--- SUPPLIED INFORMATION Enclosed Below ---
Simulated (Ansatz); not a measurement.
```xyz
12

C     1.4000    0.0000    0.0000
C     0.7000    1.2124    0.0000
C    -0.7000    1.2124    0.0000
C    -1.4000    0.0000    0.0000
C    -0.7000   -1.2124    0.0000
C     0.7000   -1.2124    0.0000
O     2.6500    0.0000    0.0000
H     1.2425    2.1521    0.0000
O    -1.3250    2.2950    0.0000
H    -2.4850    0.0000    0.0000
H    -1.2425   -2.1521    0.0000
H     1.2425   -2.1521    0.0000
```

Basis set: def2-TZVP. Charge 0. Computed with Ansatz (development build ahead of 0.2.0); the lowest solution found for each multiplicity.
--- End of Enclosed SUPPLIED INFORMATION ---

**BRIEF**
Please restate the material above exactly, line by line.

**WORKED SOLUTION**
Simulated (Ansatz); not a measurement.
```xyz
12

C     1.4000    0.0000    0.0000
C     0.7000    1.2124    0.0000
C    -0.7000    1.2124    0.0000
C    -1.4000    0.0000    0.0000
C    -0.7000   -1.2124    0.0000
C     0.7000   -1.2124    0.0000
O     2.6500    0.0000    0.0000
H     1.2425    2.1521    0.0000
O    -1.3250    2.2950    0.0000
H    -2.4850    0.0000    0.0000
H    -1.2425   -2.1521    0.0000
H     1.2425   -2.1521    0.0000
```

Basis set: def2-TZVP. Charge 0. Computed with Ansatz (development build ahead of 0.2.0); the lowest solution found for each multiplicity.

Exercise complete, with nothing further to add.